*DATA:*
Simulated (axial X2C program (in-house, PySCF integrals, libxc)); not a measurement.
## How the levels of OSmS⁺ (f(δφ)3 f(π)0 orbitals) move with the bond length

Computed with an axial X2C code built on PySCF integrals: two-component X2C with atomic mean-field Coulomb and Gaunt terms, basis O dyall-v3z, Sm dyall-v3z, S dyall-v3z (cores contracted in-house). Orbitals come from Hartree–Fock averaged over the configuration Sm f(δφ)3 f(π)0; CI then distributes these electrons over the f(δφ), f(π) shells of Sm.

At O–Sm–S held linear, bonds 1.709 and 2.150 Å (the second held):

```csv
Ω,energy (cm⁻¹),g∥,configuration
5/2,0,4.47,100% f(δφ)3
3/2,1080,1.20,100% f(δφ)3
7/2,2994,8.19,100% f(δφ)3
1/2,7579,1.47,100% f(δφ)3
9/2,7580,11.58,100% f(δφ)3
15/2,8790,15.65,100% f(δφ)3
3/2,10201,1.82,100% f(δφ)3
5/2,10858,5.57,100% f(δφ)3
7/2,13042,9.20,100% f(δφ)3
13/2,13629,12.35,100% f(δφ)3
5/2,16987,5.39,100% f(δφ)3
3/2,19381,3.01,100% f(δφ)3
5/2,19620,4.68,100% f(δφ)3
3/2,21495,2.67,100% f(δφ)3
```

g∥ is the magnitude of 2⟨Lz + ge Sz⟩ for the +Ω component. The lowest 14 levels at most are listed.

*WORK TASK:*
Line by line, write out the whole listing exactly.

*WORKED SOLUTION:*
Simulated (axial X2C program (in-house, PySCF integrals, libxc)); not a measurement.
## How the levels of OSmS⁺ (f(δφ)3 f(π)0 orbitals) move with the bond length

Computed with an axial X2C code built on PySCF integrals: two-component X2C with atomic mean-field Coulomb and Gaunt terms, basis O dyall-v3z, Sm dyall-v3z, S dyall-v3z (cores contracted in-house). Orbitals come from Hartree–Fock averaged over the configuration Sm f(δφ)3 f(π)0; CI then distributes these electrons over the f(δφ), f(π) shells of Sm.

At O–Sm–S held linear, bonds 1.709 and 2.150 Å (the second held):

```csv
Ω,energy (cm⁻¹),g∥,configuration
5/2,0,4.47,100% f(δφ)3
3/2,1080,1.20,100% f(δφ)3
7/2,2994,8.19,100% f(δφ)3
1/2,7579,1.47,100% f(δφ)3
9/2,7580,11.58,100% f(δφ)3
15/2,8790,15.65,100% f(δφ)3
3/2,10201,1.82,100% f(δφ)3
5/2,10858,5.57,100% f(δφ)3
7/2,13042,9.20,100% f(δφ)3
13/2,13629,12.35,100% f(δφ)3
5/2,16987,5.39,100% f(δφ)3
3/2,19381,3.01,100% f(δφ)3
5/2,19620,4.68,100% f(δφ)3
3/2,21495,2.67,100% f(δφ)3
```

g∥ is the magnitude of 2⟨Lz + ge Sz⟩ for the +Ω component. The lowest 14 levels at most are listed.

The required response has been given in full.